**DATA PROVIDED**
----------

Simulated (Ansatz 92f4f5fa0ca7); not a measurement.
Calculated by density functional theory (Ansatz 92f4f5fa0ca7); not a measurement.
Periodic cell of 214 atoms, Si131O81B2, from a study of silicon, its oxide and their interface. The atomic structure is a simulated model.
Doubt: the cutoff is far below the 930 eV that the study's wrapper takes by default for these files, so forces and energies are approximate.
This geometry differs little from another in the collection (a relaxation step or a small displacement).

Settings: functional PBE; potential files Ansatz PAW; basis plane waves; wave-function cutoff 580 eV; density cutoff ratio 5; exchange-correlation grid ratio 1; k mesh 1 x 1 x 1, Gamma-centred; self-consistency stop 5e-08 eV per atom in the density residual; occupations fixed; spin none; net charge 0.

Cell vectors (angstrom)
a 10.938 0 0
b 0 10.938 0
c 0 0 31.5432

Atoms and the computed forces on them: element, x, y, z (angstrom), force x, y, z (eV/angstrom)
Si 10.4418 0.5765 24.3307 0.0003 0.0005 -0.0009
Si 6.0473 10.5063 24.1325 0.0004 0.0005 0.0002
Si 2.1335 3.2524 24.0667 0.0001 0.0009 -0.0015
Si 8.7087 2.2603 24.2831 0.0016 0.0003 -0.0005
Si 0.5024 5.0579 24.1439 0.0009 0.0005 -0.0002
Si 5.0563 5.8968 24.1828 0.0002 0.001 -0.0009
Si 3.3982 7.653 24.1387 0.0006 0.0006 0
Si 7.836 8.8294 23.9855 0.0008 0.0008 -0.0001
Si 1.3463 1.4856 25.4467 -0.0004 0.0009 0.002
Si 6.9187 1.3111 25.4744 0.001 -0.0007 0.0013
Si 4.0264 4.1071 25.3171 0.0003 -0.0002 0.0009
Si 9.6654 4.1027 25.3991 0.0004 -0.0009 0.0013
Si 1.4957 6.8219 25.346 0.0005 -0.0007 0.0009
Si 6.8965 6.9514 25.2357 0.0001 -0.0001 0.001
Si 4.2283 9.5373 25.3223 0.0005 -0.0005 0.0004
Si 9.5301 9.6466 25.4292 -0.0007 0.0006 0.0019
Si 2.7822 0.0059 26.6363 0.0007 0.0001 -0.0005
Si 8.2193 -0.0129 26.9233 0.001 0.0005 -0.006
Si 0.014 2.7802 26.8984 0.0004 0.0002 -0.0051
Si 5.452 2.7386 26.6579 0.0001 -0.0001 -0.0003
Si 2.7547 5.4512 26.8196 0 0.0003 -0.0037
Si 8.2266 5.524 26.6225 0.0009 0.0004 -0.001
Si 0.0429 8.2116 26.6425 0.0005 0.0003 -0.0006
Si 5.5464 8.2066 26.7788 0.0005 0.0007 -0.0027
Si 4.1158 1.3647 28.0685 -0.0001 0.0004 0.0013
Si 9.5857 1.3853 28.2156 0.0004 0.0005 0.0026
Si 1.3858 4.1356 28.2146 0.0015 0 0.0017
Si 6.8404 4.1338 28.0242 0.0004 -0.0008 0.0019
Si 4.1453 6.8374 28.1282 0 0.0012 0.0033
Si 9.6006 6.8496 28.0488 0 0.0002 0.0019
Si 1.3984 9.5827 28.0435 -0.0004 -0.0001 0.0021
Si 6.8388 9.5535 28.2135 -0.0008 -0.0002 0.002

----------

**WORK TASK**
Find the line with "Si 4.1453 6.8374 28.1282 0 0.0012 0.0033" in the entries above. Retype it and each line after it, exactly, through the line with "Si 1.3984 9.5827", and stop there.

**TASK ANSWER**
Si 4.1453 6.8374 28.1282 0 0.0012 0.0033
Si 9.6006 6.8496 28.0488 0 0.0002 0.0019
Si 1.3984 9.5827 28.0435 -0.0004 -0.0001 0.0021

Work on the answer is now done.